▬▬▬▬▬▬▬▬▬▬

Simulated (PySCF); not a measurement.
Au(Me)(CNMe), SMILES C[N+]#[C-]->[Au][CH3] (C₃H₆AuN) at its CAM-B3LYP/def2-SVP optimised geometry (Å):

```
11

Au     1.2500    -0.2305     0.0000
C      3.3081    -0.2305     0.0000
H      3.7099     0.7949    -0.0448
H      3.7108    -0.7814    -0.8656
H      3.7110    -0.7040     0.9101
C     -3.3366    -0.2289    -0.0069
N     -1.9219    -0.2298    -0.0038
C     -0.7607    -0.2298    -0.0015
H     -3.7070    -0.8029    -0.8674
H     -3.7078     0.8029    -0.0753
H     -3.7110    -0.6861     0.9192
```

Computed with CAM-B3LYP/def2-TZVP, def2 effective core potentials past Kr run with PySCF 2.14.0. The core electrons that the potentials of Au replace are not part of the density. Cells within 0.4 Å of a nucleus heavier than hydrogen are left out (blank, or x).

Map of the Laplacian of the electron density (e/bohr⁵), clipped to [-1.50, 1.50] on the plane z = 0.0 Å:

▬▬▬▬▬▬▬▬▬▬

ACTIVITY
Start at the first line of the entries and stop at the line that contains "Computed with CAM-B3LYP/def2-TZVP, def2". Repeat every line in that span exactly, and nothing beyond it.

ANSWER SECTION
Simulated (PySCF); not a measurement.
Au(Me)(CNMe), SMILES C[N+]#[C-]->[Au][CH3] (C₃H₆AuN) at its CAM-B3LYP/def2-SVP optimised geometry (Å):

```
11

Au     1.2500    -0.2305     0.0000
C      3.3081    -0.2305     0.0000
H      3.7099     0.7949    -0.0448
H      3.7108    -0.7814    -0.8656
H      3.7110    -0.7040     0.9101
C     -3.3366    -0.2289    -0.0069
N     -1.9219    -0.2298    -0.0038
C     -0.7607    -0.2298    -0.0015
H     -3.7070    -0.8029    -0.8674
H     -3.7078     0.8029    -0.0753
H     -3.7110    -0.6861     0.9192
```

Computed with CAM-B3LYP/def2-TZVP, def2 effective core potentials past Kr run with PySCF 2.14.0. The core electrons that the potentials of Au replace are not part of the density. Cells within 0.4 Å of a nucleus heavier than hydrogen are left out (blank, or x).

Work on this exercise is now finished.